### Entries provided
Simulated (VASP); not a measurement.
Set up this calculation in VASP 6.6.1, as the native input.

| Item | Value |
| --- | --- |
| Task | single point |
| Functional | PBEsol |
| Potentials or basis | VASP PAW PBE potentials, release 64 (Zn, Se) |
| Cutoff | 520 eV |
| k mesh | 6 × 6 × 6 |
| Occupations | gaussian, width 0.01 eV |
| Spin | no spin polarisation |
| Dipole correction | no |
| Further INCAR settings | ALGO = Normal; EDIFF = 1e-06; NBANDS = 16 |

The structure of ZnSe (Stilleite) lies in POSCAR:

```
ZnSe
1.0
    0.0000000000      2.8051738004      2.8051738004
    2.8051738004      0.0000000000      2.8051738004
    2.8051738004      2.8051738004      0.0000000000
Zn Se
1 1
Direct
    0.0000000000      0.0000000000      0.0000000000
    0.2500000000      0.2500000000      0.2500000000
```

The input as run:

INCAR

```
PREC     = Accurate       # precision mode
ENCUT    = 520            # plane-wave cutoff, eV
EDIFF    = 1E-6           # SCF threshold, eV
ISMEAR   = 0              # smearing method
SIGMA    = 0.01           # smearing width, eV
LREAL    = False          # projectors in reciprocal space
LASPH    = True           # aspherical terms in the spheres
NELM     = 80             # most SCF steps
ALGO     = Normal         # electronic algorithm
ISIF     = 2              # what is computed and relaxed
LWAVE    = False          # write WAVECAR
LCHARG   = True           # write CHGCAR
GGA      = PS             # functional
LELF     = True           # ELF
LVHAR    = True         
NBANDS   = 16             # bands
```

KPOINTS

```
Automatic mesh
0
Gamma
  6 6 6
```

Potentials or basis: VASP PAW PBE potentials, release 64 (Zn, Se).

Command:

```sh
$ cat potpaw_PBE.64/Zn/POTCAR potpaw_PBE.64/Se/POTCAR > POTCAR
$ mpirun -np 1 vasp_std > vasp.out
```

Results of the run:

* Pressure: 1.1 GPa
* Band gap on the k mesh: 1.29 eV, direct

### Action item
Transcribe the entries above word for word, from the first line through the line containing "mesh | 6 × 6 × 6 |", and nothing else.

### Exercise output
Simulated (VASP); not a measurement.
Set up this calculation in VASP 6.6.1, as the native input.

| Item | Value |
| --- | --- |
| Task | single point |
| Functional | PBEsol |
| Potentials or basis | VASP PAW PBE potentials, release 64 (Zn, Se) |
| Cutoff | 520 eV |
| k mesh | 6 × 6 × 6 |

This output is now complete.